====== LISTED ENTRIES ======

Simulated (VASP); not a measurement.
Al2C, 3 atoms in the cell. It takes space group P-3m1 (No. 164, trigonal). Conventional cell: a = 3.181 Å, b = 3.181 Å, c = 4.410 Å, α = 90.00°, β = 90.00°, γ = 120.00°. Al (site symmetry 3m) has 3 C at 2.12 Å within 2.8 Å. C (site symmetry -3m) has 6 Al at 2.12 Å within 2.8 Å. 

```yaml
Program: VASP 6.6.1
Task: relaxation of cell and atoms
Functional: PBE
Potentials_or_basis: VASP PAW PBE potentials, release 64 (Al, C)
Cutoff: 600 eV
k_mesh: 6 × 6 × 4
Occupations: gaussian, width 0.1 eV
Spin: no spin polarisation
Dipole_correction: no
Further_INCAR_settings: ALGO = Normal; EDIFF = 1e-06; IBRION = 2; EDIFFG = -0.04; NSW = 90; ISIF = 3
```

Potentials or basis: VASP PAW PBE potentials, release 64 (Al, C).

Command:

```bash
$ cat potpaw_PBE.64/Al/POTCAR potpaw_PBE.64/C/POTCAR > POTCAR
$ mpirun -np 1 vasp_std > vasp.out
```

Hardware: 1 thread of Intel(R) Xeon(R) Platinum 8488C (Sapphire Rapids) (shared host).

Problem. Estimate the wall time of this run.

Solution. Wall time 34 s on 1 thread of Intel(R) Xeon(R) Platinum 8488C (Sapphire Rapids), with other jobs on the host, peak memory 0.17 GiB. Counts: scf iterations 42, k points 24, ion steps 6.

======

### REQUIRED ACTION
Set down the data once more, exactly as shown above.

### WRITTEN ANSWER
Simulated (VASP); not a measurement.
Al2C, 3 atoms in the cell. It takes space group P-3m1 (No. 164, trigonal). Conventional cell: a = 3.181 Å, b = 3.181 Å, c = 4.410 Å, α = 90.00°, β = 90.00°, γ = 120.00°. Al (site symmetry 3m) has 3 C at 2.12 Å within 2.8 Å. C (site symmetry -3m) has 6 Al at 2.12 Å within 2.8 Å. 

```yaml
Program: VASP 6.6.1
Task: relaxation of cell and atoms
Functional: PBE
Potentials_or_basis: VASP PAW PBE potentials, release 64 (Al, C)
Cutoff: 600 eV
k_mesh: 6 × 6 × 4
Occupations: gaussian, width 0.1 eV
Spin: no spin polarisation
Dipole_correction: no
Further_INCAR_settings: ALGO = Normal; EDIFF = 1e-06; IBRION = 2; EDIFFG = -0.04; NSW = 90; ISIF = 3
```

Potentials or basis: VASP PAW PBE potentials, release 64 (Al, C).

Command:

```bash
$ cat potpaw_PBE.64/Al/POTCAR potpaw_PBE.64/C/POTCAR > POTCAR
$ mpirun -np 1 vasp_std > vasp.out
```

Hardware: 1 thread of Intel(R) Xeon(R) Platinum 8488C (Sapphire Rapids) (shared host).

Problem. Estimate the wall time of this run.

Solution. Wall time 34 s on 1 thread of Intel(R) Xeon(R) Platinum 8488C (Sapphire Rapids), with other jobs on the host, peak memory 0.17 GiB. Counts: scf iterations 42, k points 24, ion steps 6.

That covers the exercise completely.